• Assignment
Give back exactly the lines of the material below, starting with the line with "The system: C2H9PSi2, a" and going on through the line with "Singlet and triplet".

• Listed entries
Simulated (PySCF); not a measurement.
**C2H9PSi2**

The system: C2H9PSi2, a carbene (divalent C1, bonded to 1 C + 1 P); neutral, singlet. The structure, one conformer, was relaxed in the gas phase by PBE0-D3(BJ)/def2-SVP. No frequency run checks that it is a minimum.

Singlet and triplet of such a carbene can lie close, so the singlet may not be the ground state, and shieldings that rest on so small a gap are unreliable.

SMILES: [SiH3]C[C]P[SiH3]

• Result
The system: C2H9PSi2, a carbene (divalent C1, bonded to 1 C + 1 P); neutral, singlet. The structure, one conformer, was relaxed in the gas phase by PBE0-D3(BJ)/def2-SVP. No frequency run checks that it is a minimum.

Singlet and triplet of such a carbene can lie close, so the singlet may not be the ground state, and shieldings that rest on so small a gap are unreliable.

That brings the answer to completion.